▶ **Work request**
Would you please retype, exactly, the lines of the listing below between the line with "- Density cutoff: 2000 eV" and the line with "8.406 | 25.15 |", inclusive?

▶ **The data**
++++

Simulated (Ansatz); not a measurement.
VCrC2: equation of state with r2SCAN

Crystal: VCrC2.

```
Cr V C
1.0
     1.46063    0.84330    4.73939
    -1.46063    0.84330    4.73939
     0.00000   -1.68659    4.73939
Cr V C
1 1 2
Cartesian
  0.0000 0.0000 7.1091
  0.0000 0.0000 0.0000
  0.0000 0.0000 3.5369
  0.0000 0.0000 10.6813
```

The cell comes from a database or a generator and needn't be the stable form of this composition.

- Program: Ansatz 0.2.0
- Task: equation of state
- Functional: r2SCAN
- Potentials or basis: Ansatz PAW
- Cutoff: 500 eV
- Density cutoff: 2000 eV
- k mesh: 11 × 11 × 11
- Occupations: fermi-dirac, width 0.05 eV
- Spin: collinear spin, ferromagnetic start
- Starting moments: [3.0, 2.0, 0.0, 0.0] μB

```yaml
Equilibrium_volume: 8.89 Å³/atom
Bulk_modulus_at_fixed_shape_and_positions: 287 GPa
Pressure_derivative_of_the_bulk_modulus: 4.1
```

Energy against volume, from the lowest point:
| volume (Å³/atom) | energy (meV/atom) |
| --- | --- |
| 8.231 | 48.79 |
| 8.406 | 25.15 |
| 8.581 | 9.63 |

++++

▶ **Response area**
- Density cutoff: 2000 eV
- k mesh: 11 × 11 × 11
- Occupations: fermi-dirac, width 0.05 eV
- Spin: collinear spin, ferromagnetic start
- Starting moments: [3.0, 2.0, 0.0, 0.0] μB

```yaml
Equilibrium_volume: 8.89 Å³/atom
Bulk_modulus_at_fixed_shape_and_positions: 287 GPa
Pressure_derivative_of_the_bulk_modulus: 4.1
```

Energy against volume, from the lowest point:
| volume (Å³/atom) | energy (meV/atom) |
| --- | --- |
| 8.231 | 48.79 |
| 8.406 | 25.15 |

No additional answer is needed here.